→ ASSIGNMENT: Entries follow. Set all of them down as they stand.

▽
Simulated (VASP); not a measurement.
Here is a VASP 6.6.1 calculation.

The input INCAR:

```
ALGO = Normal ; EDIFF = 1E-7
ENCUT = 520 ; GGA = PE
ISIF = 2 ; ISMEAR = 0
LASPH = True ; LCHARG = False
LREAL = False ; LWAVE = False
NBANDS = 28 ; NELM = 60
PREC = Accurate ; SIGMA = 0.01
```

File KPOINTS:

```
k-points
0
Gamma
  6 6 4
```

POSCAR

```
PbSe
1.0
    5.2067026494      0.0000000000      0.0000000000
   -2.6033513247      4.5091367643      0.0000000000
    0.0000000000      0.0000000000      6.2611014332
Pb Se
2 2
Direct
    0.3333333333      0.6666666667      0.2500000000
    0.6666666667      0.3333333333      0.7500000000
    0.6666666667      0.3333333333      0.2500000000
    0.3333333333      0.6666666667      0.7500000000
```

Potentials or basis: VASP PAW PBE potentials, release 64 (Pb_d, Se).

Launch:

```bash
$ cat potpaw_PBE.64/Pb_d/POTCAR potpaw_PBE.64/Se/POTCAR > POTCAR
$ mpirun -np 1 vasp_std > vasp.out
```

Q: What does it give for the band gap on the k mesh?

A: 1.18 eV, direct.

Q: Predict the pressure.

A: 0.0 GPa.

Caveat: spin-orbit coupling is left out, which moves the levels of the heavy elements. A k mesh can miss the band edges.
△

→ WRITTEN ANSWER:
Simulated (VASP); not a measurement.
Here is a VASP 6.6.1 calculation.

The input INCAR:

```
ALGO = Normal ; EDIFF = 1E-7
ENCUT = 520 ; GGA = PE
ISIF = 2 ; ISMEAR = 0
LASPH = True ; LCHARG = False
LREAL = False ; LWAVE = False
NBANDS = 28 ; NELM = 60
PREC = Accurate ; SIGMA = 0.01
```

File KPOINTS:

```
k-points
0
Gamma
  6 6 4
```

POSCAR

```
PbSe
1.0
    5.2067026494      0.0000000000      0.0000000000
   -2.6033513247      4.5091367643      0.0000000000
    0.0000000000      0.0000000000      6.2611014332
Pb Se
2 2
Direct
    0.3333333333      0.6666666667      0.2500000000
    0.6666666667      0.3333333333      0.7500000000
    0.6666666667      0.3333333333      0.2500000000
    0.3333333333      0.6666666667      0.7500000000
```

Potentials or basis: VASP PAW PBE potentials, release 64 (Pb_d, Se).

Launch:

```bash
$ cat potpaw_PBE.64/Pb_d/POTCAR potpaw_PBE.64/Se/POTCAR > POTCAR
$ mpirun -np 1 vasp_std > vasp.out
```

Q: What does it give for the band gap on the k mesh?

A: 1.18 eV, direct.

Q: Predict the pressure.

A: 0.0 GPa.

Caveat: spin-orbit coupling is left out, which moves the levels of the heavy elements. A k mesh can miss the band edges.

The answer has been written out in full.